++++
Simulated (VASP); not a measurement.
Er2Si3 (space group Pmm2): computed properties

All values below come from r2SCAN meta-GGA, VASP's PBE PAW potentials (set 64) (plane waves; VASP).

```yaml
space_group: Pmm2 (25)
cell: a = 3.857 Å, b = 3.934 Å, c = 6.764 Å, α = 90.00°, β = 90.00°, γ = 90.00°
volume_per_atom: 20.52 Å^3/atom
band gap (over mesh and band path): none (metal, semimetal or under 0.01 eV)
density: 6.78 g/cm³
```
++++

> Action item
Every record above must be printed again exactly.

> Exercise output
Simulated (VASP); not a measurement.
Er2Si3 (space group Pmm2): computed properties

All values below come from r2SCAN meta-GGA, VASP's PBE PAW potentials (set 64) (plane waves; VASP).

```yaml
space_group: Pmm2 (25)
cell: a = 3.857 Å, b = 3.934 Å, c = 6.764 Å, α = 90.00°, β = 90.00°, γ = 90.00°
volume_per_atom: 20.52 Å^3/atom
band gap (over mesh and band path): none (metal, semimetal or under 0.01 eV)
density: 6.78 g/cm³
```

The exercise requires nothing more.